Brief>
Print every entry exactly as written.

===== Provided information

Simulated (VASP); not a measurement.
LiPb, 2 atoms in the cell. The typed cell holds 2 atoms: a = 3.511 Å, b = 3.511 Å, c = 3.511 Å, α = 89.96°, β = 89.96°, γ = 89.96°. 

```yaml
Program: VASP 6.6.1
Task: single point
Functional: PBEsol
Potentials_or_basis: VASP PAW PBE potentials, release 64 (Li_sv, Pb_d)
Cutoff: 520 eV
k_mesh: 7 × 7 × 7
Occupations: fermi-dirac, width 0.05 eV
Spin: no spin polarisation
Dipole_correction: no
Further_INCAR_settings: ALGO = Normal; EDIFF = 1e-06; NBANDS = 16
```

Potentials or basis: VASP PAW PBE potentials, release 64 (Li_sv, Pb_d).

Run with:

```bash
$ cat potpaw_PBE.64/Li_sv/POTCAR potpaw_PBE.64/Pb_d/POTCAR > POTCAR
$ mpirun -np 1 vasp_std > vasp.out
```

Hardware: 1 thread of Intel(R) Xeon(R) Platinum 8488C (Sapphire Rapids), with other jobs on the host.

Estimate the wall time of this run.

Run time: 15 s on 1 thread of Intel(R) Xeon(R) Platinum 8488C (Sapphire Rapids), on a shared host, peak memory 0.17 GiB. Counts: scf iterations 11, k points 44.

==========

Problem solution>
Simulated (VASP); not a measurement.
LiPb, 2 atoms in the cell. The typed cell holds 2 atoms: a = 3.511 Å, b = 3.511 Å, c = 3.511 Å, α = 89.96°, β = 89.96°, γ = 89.96°. 

```yaml
Program: VASP 6.6.1
Task: single point
Functional: PBEsol
Potentials_or_basis: VASP PAW PBE potentials, release 64 (Li_sv, Pb_d)
Cutoff: 520 eV
k_mesh: 7 × 7 × 7
Occupations: fermi-dirac, width 0.05 eV
Spin: no spin polarisation
Dipole_correction: no
Further_INCAR_settings: ALGO = Normal; EDIFF = 1e-06; NBANDS = 16
```

Potentials or basis: VASP PAW PBE potentials, release 64 (Li_sv, Pb_d).

Run with:

```bash
$ cat potpaw_PBE.64/Li_sv/POTCAR potpaw_PBE.64/Pb_d/POTCAR > POTCAR
$ mpirun -np 1 vasp_std > vasp.out
```

Hardware: 1 thread of Intel(R) Xeon(R) Platinum 8488C (Sapphire Rapids), with other jobs on the host.

Estimate the wall time of this run.

Run time: 15 s on 1 thread of Intel(R) Xeon(R) Platinum 8488C (Sapphire Rapids), on a shared host, peak memory 0.17 GiB. Counts: scf iterations 11, k points 44.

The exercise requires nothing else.